REQUIREMENT: Take the records below and retype them line by line, from the first line through the one containing "Programs: Ansatz (a"; stop there.

DATA SUPPLIED:
[Start of Attachment]
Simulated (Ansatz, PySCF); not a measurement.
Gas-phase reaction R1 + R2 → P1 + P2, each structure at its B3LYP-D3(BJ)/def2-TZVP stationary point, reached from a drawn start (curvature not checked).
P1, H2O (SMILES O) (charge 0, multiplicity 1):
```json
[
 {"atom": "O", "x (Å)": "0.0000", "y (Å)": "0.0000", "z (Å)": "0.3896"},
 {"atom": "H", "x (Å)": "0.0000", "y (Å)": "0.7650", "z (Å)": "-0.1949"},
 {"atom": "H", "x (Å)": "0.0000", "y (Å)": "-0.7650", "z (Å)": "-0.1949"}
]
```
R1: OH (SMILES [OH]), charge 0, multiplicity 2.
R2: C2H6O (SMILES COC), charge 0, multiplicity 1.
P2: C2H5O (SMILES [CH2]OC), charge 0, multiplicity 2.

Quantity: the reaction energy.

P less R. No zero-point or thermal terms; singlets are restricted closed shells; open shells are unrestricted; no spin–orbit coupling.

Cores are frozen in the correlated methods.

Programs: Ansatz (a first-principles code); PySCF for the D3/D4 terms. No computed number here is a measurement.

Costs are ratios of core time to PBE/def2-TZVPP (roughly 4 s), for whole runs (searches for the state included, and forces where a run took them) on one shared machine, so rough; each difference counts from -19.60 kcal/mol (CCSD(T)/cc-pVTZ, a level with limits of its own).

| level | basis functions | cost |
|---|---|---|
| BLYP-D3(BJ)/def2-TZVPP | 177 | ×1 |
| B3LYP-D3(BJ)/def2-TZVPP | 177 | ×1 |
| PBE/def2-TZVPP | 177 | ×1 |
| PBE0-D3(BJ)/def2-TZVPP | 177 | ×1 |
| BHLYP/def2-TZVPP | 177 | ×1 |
[End of Attachment]

ANSWER AREA:
Simulated (Ansatz, PySCF); not a measurement.
Gas-phase reaction R1 + R2 → P1 + P2, each structure at its B3LYP-D3(BJ)/def2-TZVP stationary point, reached from a drawn start (curvature not checked).
P1, H2O (SMILES O) (charge 0, multiplicity 1):
```json
[
 {"atom": "O", "x (Å)": "0.0000", "y (Å)": "0.0000", "z (Å)": "0.3896"},
 {"atom": "H", "x (Å)": "0.0000", "y (Å)": "0.7650", "z (Å)": "-0.1949"},
 {"atom": "H", "x (Å)": "0.0000", "y (Å)": "-0.7650", "z (Å)": "-0.1949"}
]
```
R1: OH (SMILES [OH]), charge 0, multiplicity 2.
R2: C2H6O (SMILES COC), charge 0, multiplicity 1.
P2: C2H5O (SMILES [CH2]OC), charge 0, multiplicity 2.

Quantity: the reaction energy.

P less R. No zero-point or thermal terms; singlets are restricted closed shells; open shells are unrestricted; no spin–orbit coupling.

Cores are frozen in the correlated methods.

Programs: Ansatz (a first-principles code); PySCF for the D3/D4 terms. No computed number here is a measurement.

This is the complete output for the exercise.